BEGIN The data
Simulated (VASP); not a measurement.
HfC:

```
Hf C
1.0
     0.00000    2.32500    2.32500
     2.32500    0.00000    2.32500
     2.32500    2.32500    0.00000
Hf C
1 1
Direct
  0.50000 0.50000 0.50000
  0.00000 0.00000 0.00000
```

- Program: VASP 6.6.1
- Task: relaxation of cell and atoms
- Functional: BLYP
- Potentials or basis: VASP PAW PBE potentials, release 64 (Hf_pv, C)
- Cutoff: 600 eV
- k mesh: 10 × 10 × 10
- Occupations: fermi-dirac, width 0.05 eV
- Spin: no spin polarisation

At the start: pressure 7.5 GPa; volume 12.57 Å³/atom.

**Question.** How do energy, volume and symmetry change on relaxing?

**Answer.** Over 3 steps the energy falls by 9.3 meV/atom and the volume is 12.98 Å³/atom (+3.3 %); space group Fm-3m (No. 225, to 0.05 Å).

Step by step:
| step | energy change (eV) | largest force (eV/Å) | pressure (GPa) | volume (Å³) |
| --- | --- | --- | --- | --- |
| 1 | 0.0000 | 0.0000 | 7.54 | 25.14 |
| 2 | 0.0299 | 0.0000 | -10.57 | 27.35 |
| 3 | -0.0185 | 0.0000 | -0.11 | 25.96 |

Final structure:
END The data

- Activity -
Pull out each record as written and restate it exactly.

- Exercise answer -
Simulated (VASP); not a measurement.
HfC:

```
Hf C
1.0
     0.00000    2.32500    2.32500
     2.32500    0.00000    2.32500
     2.32500    2.32500    0.00000
Hf C
1 1
Direct
  0.50000 0.50000 0.50000
  0.00000 0.00000 0.00000
```

- Program: VASP 6.6.1
- Task: relaxation of cell and atoms
- Functional: BLYP
- Potentials or basis: VASP PAW PBE potentials, release 64 (Hf_pv, C)
- Cutoff: 600 eV
- k mesh: 10 × 10 × 10
- Occupations: fermi-dirac, width 0.05 eV
- Spin: no spin polarisation

At the start: pressure 7.5 GPa; volume 12.57 Å³/atom.

**Question.** How do energy, volume and symmetry change on relaxing?

**Answer.** Over 3 steps the energy falls by 9.3 meV/atom and the volume is 12.98 Å³/atom (+3.3 %); space group Fm-3m (No. 225, to 0.05 Å).

Step by step:
| step | energy change (eV) | largest force (eV/Å) | pressure (GPa) | volume (Å³) |
| --- | --- | --- | --- | --- |
| 1 | 0.0000 | 0.0000 | 7.54 | 25.14 |
| 2 | 0.0299 | 0.0000 | -10.57 | 27.35 |
| 3 | -0.0185 | 0.0000 | -0.11 | 25.96 |

Final structure:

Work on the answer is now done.